■ ASSIGNED TASK ■
Begin at the line containing "These are results" in the data below and go on through the line containing "Q: Is this structure", repeating each line exactly; include both ends and no other line.

++++++++
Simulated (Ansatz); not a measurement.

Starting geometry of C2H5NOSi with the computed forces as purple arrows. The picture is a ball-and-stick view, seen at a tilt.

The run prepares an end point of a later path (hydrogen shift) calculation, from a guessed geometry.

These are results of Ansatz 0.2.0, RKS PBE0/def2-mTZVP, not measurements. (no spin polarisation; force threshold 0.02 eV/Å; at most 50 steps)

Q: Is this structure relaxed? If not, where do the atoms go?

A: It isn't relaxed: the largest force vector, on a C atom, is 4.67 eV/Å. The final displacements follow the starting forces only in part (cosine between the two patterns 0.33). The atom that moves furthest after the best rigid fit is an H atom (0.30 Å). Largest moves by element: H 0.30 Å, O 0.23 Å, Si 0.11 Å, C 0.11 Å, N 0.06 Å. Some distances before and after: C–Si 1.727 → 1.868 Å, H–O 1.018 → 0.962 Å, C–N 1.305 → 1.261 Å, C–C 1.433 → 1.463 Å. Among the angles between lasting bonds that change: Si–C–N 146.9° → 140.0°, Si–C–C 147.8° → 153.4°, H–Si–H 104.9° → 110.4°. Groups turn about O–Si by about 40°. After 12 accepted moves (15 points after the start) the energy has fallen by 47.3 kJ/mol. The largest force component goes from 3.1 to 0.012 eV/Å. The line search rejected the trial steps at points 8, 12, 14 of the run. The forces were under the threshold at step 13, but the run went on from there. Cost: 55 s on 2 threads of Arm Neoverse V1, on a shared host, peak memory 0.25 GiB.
++++++++

■ RESPONSE BOX ■
These are results of Ansatz 0.2.0, RKS PBE0/def2-mTZVP, not measurements. (no spin polarisation; force threshold 0.02 eV/Å; at most 50 steps)

Q: Is this structure relaxed? If not, where do the atoms go?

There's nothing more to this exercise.